DATA FOR ANALYSIS
Segment Open
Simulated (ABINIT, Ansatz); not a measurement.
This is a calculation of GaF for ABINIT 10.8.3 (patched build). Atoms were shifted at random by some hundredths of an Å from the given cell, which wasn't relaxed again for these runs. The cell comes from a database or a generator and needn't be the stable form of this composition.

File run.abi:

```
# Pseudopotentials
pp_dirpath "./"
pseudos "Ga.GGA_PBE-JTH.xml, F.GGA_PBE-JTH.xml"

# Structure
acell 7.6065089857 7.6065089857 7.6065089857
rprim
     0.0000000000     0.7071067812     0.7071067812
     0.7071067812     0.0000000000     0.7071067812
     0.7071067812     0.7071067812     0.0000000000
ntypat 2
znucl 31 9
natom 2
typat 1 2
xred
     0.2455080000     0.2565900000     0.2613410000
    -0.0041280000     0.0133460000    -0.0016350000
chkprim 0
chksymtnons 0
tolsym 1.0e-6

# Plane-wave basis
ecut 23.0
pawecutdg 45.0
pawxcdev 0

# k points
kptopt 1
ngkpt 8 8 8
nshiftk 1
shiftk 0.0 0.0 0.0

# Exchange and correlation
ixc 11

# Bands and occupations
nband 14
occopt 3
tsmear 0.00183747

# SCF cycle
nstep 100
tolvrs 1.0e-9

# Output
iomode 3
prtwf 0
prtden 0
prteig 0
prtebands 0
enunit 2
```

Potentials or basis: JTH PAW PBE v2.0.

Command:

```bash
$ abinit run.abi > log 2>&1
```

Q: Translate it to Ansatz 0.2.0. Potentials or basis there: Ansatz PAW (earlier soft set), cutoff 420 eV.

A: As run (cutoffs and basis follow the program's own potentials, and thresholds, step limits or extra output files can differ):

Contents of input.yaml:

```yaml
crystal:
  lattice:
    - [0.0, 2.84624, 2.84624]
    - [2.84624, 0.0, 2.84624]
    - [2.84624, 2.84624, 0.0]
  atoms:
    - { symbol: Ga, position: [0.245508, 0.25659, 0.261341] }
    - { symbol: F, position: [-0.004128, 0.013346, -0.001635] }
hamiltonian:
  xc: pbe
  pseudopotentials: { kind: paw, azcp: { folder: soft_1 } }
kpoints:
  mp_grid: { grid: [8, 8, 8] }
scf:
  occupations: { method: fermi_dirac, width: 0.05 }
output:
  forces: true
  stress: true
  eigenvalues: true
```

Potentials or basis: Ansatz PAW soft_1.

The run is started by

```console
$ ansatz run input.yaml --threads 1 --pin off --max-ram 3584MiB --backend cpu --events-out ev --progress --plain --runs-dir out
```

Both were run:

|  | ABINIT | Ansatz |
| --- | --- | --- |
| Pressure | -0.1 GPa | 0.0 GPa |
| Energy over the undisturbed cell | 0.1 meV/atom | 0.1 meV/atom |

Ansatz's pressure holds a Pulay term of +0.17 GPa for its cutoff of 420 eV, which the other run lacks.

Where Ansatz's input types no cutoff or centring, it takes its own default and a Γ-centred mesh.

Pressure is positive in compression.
Segment Closed

The lines above from the one containing "The run is started by" through the one containing "Where Ansatz's input" are to be set down exactly, and no others.

The run is started by

```console
$ ansatz run input.yaml --threads 1 --pin off --max-ram 3584MiB --backend cpu --events-out ev --progress --plain --runs-dir out
```

Both were run:

|  | ABINIT | Ansatz |
| --- | --- | --- |
| Pressure | -0.1 GPa | 0.0 GPa |
| Energy over the undisturbed cell | 0.1 meV/atom | 0.1 meV/atom |

Ansatz's pressure holds a Pulay term of +0.17 GPa for its cutoff of 420 eV, which the other run lacks.

Where Ansatz's input types no cutoff or centring, it takes its own default and a Γ-centred mesh.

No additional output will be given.